============

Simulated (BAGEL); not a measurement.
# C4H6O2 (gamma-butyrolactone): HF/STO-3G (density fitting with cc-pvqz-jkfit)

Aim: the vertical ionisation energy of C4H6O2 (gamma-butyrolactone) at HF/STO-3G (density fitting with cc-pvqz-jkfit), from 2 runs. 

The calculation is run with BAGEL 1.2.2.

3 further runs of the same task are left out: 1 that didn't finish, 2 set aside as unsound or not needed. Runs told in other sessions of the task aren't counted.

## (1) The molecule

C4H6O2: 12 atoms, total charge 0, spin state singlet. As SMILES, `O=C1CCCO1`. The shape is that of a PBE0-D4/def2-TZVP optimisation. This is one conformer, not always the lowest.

============

▸ Required action
Quote verbatim the opening lines of the listing above, ending with the line where "## (1) The molecule" appears; include both endpoints and nothing more.

▸ Exercise result
Simulated (BAGEL); not a measurement.
# C4H6O2 (gamma-butyrolactone): HF/STO-3G (density fitting with cc-pvqz-jkfit)

Aim: the vertical ionisation energy of C4H6O2 (gamma-butyrolactone) at HF/STO-3G (density fitting with cc-pvqz-jkfit), from 2 runs. 

The calculation is run with BAGEL 1.2.2.

3 further runs of the same task are left out: 1 that didn't finish, 2 set aside as unsound or not needed. Runs told in other sessions of the task aren't counted.

## (1) The molecule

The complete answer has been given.